MATERIAL SUPPLIED:
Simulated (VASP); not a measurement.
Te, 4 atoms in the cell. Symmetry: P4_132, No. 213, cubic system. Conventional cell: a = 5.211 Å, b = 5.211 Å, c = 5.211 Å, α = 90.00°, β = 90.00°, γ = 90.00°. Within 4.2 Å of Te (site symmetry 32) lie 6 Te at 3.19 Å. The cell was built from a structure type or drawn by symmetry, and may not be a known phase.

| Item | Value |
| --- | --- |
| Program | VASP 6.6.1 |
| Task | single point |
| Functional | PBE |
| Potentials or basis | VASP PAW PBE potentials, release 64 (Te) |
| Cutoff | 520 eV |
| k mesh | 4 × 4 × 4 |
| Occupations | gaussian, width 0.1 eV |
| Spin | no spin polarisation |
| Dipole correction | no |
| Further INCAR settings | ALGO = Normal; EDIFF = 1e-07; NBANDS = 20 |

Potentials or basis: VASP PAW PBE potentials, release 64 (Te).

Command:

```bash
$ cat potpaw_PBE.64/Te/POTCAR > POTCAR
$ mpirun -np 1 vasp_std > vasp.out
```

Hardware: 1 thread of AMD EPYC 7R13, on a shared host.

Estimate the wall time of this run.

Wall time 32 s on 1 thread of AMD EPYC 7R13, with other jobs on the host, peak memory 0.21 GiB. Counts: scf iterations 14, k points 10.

EXERCISE:
Set down only the lines above that fall between the line holding "correction | no |" and the line holding "Estimate the wall time of this run.", inclusive, keeping each exact.

SOLUTION:
| Dipole correction | no |
| Further INCAR settings | ALGO = Normal; EDIFF = 1e-07; NBANDS = 20 |

Potentials or basis: VASP PAW PBE potentials, release 64 (Te).

Command:

```bash
$ cat potpaw_PBE.64/Te/POTCAR > POTCAR
$ mpirun -np 1 vasp_std > vasp.out
```

Hardware: 1 thread of AMD EPYC 7R13, on a shared host.

Estimate the wall time of this run.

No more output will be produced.